### Work order:
Starting at the first entry, print everything through the last exactly.

# # # # #

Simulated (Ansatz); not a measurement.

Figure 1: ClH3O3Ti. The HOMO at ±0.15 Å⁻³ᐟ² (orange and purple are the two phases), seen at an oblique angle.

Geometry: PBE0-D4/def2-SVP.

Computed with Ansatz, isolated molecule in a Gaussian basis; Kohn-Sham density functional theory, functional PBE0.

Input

# # # # #

### Solution:
Simulated (Ansatz); not a measurement.

Figure 1: ClH3O3Ti. The HOMO at ±0.15 Å⁻³ᐟ² (orange and purple are the two phases), seen at an oblique angle.

Geometry: PBE0-D4/def2-SVP.

Computed with Ansatz, isolated molecule in a Gaussian basis; Kohn-Sham density functional theory, functional PBE0.

Input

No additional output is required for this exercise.